Work instruction: Transcribe exactly the lines that begin the material and continue through the line containing "Total energies compare". Leave out whatever follows.

Study material:
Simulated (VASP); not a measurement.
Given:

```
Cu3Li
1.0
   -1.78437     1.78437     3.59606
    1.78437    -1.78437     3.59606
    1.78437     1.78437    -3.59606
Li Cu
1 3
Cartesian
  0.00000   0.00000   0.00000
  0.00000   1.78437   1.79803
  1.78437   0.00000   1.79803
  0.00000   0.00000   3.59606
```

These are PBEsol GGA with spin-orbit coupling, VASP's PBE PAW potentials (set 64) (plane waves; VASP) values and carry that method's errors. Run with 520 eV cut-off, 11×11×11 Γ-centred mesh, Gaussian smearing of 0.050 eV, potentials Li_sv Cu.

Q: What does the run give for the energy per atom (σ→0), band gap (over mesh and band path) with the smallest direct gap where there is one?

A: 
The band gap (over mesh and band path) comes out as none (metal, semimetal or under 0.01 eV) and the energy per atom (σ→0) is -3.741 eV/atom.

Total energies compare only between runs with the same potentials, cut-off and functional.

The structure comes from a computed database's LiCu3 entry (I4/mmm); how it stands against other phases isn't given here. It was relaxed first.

Reply:
Simulated (VASP); not a measurement.
Given:

```
Cu3Li
1.0
   -1.78437     1.78437     3.59606
    1.78437    -1.78437     3.59606
    1.78437     1.78437    -3.59606
Li Cu
1 3
Cartesian
  0.00000   0.00000   0.00000
  0.00000   1.78437   1.79803
  1.78437   0.00000   1.79803
  0.00000   0.00000   3.59606
```

These are PBEsol GGA with spin-orbit coupling, VASP's PBE PAW potentials (set 64) (plane waves; VASP) values and carry that method's errors. Run with 520 eV cut-off, 11×11×11 Γ-centred mesh, Gaussian smearing of 0.050 eV, potentials Li_sv Cu.

Q: What does the run give for the energy per atom (σ→0), band gap (over mesh and band path) with the smallest direct gap where there is one?

A: 
The band gap (over mesh and band path) comes out as none (metal, semimetal or under 0.01 eV) and the energy per atom (σ→0) is -3.741 eV/atom.

Total energies compare only between runs with the same potentials, cut-off and functional.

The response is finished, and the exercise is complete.